# Work order
Transcribe every record that appears below, exactly and in full.

# Data provided
>>
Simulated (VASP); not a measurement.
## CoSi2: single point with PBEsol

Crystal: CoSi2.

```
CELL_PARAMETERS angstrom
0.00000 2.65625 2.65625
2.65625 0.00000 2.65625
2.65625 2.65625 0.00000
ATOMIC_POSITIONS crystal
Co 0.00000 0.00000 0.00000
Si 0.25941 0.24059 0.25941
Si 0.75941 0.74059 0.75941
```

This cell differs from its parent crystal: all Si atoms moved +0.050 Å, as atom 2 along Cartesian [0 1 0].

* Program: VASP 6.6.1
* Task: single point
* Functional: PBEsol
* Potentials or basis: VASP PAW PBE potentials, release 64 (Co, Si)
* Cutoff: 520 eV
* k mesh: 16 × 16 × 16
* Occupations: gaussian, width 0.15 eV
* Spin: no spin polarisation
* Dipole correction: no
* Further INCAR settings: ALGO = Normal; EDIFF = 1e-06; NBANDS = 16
<<

# Response area
Simulated (VASP); not a measurement.
## CoSi2: single point with PBEsol

Crystal: CoSi2.

```
CELL_PARAMETERS angstrom
0.00000 2.65625 2.65625
2.65625 0.00000 2.65625
2.65625 2.65625 0.00000
ATOMIC_POSITIONS crystal
Co 0.00000 0.00000 0.00000
Si 0.25941 0.24059 0.25941
Si 0.75941 0.74059 0.75941
```

This cell differs from its parent crystal: all Si atoms moved +0.050 Å, as atom 2 along Cartesian [0 1 0].

* Program: VASP 6.6.1
* Task: single point
* Functional: PBEsol
* Potentials or basis: VASP PAW PBE potentials, release 64 (Co, Si)
* Cutoff: 520 eV
* k mesh: 16 × 16 × 16
* Occupations: gaussian, width 0.15 eV
* Spin: no spin polarisation
* Dipole correction: no
* Further INCAR settings: ALGO = Normal; EDIFF = 1e-06; NBANDS = 16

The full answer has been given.